**ACTIVITY:** Going down the listing below, print exactly each line from the one with "Change from the" up to and including the one with "structure (eV): 4.44", and skip the rest.

_____

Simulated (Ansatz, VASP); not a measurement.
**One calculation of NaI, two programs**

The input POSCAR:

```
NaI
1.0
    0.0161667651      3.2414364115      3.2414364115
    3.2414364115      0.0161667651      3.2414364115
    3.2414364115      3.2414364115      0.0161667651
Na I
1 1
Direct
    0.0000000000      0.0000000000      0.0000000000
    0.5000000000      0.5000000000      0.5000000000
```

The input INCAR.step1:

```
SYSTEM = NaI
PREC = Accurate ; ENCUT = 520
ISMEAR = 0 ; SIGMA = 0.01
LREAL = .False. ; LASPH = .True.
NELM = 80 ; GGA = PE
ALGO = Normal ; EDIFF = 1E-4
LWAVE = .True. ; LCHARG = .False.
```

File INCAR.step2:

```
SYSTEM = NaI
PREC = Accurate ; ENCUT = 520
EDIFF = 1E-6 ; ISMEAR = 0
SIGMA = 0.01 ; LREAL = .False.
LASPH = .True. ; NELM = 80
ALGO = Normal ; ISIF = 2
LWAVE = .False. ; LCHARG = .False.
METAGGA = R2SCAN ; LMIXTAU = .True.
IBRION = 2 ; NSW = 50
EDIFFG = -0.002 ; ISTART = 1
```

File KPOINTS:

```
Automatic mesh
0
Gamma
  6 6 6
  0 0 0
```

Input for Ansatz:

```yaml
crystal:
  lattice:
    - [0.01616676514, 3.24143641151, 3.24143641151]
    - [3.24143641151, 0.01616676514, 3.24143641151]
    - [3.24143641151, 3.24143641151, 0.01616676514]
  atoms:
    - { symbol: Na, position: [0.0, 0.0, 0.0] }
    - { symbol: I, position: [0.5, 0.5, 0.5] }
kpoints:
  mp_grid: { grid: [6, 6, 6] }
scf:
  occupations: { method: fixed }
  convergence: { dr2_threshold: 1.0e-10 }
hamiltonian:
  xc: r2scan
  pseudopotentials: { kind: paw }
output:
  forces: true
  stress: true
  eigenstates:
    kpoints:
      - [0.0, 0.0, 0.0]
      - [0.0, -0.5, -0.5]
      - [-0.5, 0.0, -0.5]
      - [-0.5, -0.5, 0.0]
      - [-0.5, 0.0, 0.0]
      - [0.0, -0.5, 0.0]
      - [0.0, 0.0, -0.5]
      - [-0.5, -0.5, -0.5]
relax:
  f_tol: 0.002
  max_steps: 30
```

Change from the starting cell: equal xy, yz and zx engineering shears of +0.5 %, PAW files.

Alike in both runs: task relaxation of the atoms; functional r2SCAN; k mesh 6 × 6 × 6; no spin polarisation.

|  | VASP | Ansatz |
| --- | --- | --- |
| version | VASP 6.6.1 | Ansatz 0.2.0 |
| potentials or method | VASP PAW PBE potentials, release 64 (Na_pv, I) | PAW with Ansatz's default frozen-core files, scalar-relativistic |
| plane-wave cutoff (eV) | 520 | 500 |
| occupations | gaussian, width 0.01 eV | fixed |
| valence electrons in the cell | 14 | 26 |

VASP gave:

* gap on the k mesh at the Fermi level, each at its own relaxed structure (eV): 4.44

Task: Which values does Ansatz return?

_____

**SOLUTION:**
Change from the starting cell: equal xy, yz and zx engineering shears of +0.5 %, PAW files.

Alike in both runs: task relaxation of the atoms; functional r2SCAN; k mesh 6 × 6 × 6; no spin polarisation.

|  | VASP | Ansatz |
| --- | --- | --- |
| version | VASP 6.6.1 | Ansatz 0.2.0 |
| potentials or method | VASP PAW PBE potentials, release 64 (Na_pv, I) | PAW with Ansatz's default frozen-core files, scalar-relativistic |
| plane-wave cutoff (eV) | 520 | 500 |
| occupations | gaussian, width 0.01 eV | fixed |
| valence electrons in the cell | 14 | 26 |

VASP gave:

* gap on the k mesh at the Fermi level, each at its own relaxed structure (eV): 4.44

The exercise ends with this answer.